▸ **Activity**
Both the line containing "## Polymorphs of GaAs₄" and the line containing "0 | 0.00 | no match |" belong to the span. Output exactly that span from the listing below, and nothing outside it.

▸ **Supplied records**
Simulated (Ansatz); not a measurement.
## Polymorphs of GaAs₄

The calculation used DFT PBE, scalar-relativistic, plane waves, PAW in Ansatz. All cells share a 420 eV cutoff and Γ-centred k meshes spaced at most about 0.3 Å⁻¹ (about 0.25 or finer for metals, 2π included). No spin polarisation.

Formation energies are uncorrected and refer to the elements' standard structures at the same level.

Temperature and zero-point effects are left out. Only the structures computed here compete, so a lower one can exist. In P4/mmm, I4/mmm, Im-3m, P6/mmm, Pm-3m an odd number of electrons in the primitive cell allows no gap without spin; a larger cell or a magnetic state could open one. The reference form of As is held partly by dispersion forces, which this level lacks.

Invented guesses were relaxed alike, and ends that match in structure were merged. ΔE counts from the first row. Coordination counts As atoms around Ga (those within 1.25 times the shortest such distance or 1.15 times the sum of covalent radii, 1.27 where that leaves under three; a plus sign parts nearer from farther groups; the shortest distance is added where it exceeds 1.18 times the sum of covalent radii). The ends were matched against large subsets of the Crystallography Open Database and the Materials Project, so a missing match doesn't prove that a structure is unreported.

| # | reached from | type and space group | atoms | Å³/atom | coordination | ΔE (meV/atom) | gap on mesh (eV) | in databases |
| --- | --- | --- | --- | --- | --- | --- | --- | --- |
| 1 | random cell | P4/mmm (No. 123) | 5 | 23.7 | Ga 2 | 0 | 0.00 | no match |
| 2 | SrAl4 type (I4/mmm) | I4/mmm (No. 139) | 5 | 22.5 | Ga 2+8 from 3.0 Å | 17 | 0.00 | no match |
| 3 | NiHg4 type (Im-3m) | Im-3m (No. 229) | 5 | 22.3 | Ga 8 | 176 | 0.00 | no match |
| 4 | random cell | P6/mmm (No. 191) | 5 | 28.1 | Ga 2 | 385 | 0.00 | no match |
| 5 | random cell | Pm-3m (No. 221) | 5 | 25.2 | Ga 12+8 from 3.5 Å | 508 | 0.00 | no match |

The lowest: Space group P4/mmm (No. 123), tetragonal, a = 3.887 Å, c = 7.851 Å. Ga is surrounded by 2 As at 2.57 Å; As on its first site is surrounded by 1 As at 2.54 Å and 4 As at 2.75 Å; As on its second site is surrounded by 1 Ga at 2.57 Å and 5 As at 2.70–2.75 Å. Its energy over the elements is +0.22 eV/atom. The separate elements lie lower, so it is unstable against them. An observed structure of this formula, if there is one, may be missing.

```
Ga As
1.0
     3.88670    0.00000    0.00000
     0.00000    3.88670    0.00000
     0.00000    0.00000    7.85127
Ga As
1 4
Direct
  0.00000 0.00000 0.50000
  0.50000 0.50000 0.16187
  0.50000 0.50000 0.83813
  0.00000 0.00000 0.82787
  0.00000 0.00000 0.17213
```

▸ **Your response**
## Polymorphs of GaAs₄

The calculation used DFT PBE, scalar-relativistic, plane waves, PAW in Ansatz. All cells share a 420 eV cutoff and Γ-centred k meshes spaced at most about 0.3 Å⁻¹ (about 0.25 or finer for metals, 2π included). No spin polarisation.

Formation energies are uncorrected and refer to the elements' standard structures at the same level.

Temperature and zero-point effects are left out. Only the structures computed here compete, so a lower one can exist. In P4/mmm, I4/mmm, Im-3m, P6/mmm, Pm-3m an odd number of electrons in the primitive cell allows no gap without spin; a larger cell or a magnetic state could open one. The reference form of As is held partly by dispersion forces, which this level lacks.

Invented guesses were relaxed alike, and ends that match in structure were merged. ΔE counts from the first row. Coordination counts As atoms around Ga (those within 1.25 times the shortest such distance or 1.15 times the sum of covalent radii, 1.27 where that leaves under three; a plus sign parts nearer from farther groups; the shortest distance is added where it exceeds 1.18 times the sum of covalent radii). The ends were matched against large subsets of the Crystallography Open Database and the Materials Project, so a missing match doesn't prove that a structure is unreported.

| # | reached from | type and space group | atoms | Å³/atom | coordination | ΔE (meV/atom) | gap on mesh (eV) | in databases |
| --- | --- | --- | --- | --- | --- | --- | --- | --- |
| 1 | random cell | P4/mmm (No. 123) | 5 | 23.7 | Ga 2 | 0 | 0.00 | no match |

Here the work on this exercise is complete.